EXERCISE: All the data beneath this line is to be reproduced exactly.

**** DATA UNDER STUDY ****
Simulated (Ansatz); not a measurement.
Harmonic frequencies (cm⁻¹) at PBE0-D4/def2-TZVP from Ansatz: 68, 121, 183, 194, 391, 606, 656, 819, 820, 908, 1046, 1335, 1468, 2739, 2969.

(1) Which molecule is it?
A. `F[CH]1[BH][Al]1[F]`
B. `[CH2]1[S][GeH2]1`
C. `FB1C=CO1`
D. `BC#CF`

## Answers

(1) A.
****

TASK OUTPUT:
Simulated (Ansatz); not a measurement.
Harmonic frequencies (cm⁻¹) at PBE0-D4/def2-TZVP from Ansatz: 68, 121, 183, 194, 391, 606, 656, 819, 820, 908, 1046, 1335, 1468, 2739, 2969.

(1) Which molecule is it?
A. `F[CH]1[BH][Al]1[F]`
B. `[CH2]1[S][GeH2]1`
C. `FB1C=CO1`
D. `BC#CF`

## Answers

(1) A.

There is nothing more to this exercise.